• Entries shown:
++++++++++++++++++++

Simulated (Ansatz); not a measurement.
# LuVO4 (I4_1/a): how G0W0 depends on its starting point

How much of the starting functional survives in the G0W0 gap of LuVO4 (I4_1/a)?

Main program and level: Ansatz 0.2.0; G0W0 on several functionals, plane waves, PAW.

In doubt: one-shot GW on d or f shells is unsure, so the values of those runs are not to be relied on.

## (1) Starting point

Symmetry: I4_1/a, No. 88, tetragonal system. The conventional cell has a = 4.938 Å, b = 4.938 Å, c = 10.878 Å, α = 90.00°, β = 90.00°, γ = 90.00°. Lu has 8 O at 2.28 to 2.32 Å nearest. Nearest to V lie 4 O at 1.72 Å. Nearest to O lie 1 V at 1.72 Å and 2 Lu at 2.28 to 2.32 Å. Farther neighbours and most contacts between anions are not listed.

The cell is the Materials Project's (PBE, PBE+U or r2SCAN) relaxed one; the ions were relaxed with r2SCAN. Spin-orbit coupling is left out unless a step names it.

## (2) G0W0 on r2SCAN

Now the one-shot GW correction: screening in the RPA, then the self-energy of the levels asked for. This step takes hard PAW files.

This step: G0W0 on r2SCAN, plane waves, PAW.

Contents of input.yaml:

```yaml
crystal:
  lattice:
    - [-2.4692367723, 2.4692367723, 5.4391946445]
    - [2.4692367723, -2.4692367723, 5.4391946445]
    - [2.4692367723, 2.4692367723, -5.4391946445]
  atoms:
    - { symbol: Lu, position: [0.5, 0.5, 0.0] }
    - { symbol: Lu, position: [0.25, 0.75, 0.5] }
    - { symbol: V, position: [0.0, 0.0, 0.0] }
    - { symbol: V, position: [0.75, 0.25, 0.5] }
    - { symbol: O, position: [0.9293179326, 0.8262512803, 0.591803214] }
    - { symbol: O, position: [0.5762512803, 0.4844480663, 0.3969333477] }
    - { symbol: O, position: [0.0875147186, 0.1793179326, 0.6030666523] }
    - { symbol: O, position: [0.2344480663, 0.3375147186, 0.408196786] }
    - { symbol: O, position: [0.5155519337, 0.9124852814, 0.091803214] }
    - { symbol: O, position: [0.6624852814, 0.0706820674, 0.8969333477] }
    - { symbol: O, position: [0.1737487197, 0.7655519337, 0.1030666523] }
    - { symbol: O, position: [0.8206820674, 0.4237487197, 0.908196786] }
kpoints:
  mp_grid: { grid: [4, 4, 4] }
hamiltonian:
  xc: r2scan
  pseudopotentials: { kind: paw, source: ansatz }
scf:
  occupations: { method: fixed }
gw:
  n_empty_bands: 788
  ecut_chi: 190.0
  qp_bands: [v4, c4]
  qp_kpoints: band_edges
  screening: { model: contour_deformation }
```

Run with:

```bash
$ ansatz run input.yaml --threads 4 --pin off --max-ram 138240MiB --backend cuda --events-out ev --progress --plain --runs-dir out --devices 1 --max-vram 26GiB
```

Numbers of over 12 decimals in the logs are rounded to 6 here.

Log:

++++++++++++++++++++

• Work order: Please retype the data exactly as it stands, from its first line down to the line that contains "Now the one-shot", then stop.

• Task result:
Simulated (Ansatz); not a measurement.
# LuVO4 (I4_1/a): how G0W0 depends on its starting point

How much of the starting functional survives in the G0W0 gap of LuVO4 (I4_1/a)?

Main program and level: Ansatz 0.2.0; G0W0 on several functionals, plane waves, PAW.

In doubt: one-shot GW on d or f shells is unsure, so the values of those runs are not to be relied on.

## (1) Starting point

Symmetry: I4_1/a, No. 88, tetragonal system. The conventional cell has a = 4.938 Å, b = 4.938 Å, c = 10.878 Å, α = 90.00°, β = 90.00°, γ = 90.00°. Lu has 8 O at 2.28 to 2.32 Å nearest. Nearest to V lie 4 O at 1.72 Å. Nearest to O lie 1 V at 1.72 Å and 2 Lu at 2.28 to 2.32 Å. Farther neighbours and most contacts between anions are not listed.

The cell is the Materials Project's (PBE, PBE+U or r2SCAN) relaxed one; the ions were relaxed with r2SCAN. Spin-orbit coupling is left out unless a step names it.

## (2) G0W0 on r2SCAN

Now the one-shot GW correction: screening in the RPA, then the self-energy of the levels asked for. This step takes hard PAW files.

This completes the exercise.